WORK ITEM:
Lift out, unaltered, the lines of the material below between the line holding "Quantum ESPRESSO 7.5;" and the line holding "123.4 | 204.2 |", counting both.

..............................

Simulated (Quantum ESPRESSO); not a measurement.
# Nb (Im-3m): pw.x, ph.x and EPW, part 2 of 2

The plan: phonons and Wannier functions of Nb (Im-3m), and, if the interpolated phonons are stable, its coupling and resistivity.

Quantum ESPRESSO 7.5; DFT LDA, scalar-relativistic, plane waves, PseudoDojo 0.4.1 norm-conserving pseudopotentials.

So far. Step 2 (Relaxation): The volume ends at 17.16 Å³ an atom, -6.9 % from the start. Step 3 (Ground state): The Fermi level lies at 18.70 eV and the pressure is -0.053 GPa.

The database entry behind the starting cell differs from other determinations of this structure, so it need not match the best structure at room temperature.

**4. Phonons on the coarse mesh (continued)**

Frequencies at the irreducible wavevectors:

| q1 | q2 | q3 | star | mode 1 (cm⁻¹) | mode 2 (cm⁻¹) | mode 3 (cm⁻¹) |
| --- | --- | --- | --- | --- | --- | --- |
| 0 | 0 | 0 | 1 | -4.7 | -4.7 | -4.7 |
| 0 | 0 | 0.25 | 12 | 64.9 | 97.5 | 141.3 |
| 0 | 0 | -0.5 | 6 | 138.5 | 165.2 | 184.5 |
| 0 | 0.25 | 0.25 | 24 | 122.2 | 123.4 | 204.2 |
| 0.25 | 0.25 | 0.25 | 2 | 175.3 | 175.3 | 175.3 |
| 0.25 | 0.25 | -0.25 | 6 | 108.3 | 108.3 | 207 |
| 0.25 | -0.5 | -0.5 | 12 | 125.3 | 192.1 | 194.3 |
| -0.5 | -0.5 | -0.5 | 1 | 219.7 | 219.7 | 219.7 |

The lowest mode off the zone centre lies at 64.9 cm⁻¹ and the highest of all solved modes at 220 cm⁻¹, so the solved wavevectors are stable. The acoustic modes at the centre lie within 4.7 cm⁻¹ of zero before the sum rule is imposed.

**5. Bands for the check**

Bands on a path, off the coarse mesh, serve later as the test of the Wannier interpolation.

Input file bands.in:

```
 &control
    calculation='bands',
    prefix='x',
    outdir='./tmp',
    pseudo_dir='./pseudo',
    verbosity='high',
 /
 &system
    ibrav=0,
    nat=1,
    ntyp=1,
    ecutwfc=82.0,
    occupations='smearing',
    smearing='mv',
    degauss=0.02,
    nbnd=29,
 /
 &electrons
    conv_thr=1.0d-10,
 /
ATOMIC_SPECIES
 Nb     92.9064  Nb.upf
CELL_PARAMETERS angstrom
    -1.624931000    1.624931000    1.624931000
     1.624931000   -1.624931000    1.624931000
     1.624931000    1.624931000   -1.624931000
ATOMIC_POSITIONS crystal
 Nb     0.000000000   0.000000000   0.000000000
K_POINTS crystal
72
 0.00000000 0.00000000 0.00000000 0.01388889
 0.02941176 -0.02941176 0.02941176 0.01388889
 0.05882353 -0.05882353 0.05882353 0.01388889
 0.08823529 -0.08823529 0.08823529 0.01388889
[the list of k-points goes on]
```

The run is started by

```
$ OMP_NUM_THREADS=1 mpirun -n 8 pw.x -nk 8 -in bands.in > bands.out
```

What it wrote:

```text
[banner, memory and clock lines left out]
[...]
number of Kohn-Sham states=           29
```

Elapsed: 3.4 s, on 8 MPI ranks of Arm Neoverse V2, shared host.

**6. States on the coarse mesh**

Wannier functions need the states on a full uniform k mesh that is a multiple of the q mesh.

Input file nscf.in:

..............................

RESPONSE:
Quantum ESPRESSO 7.5; DFT LDA, scalar-relativistic, plane waves, PseudoDojo 0.4.1 norm-conserving pseudopotentials.

So far. Step 2 (Relaxation): The volume ends at 17.16 Å³ an atom, -6.9 % from the start. Step 3 (Ground state): The Fermi level lies at 18.70 eV and the pressure is -0.053 GPa.

The database entry behind the starting cell differs from other determinations of this structure, so it need not match the best structure at room temperature.

**4. Phonons on the coarse mesh (continued)**

Frequencies at the irreducible wavevectors:

| q1 | q2 | q3 | star | mode 1 (cm⁻¹) | mode 2 (cm⁻¹) | mode 3 (cm⁻¹) |
| --- | --- | --- | --- | --- | --- | --- |
| 0 | 0 | 0 | 1 | -4.7 | -4.7 | -4.7 |
| 0 | 0 | 0.25 | 12 | 64.9 | 97.5 | 141.3 |
| 0 | 0 | -0.5 | 6 | 138.5 | 165.2 | 184.5 |
| 0 | 0.25 | 0.25 | 24 | 122.2 | 123.4 | 204.2 |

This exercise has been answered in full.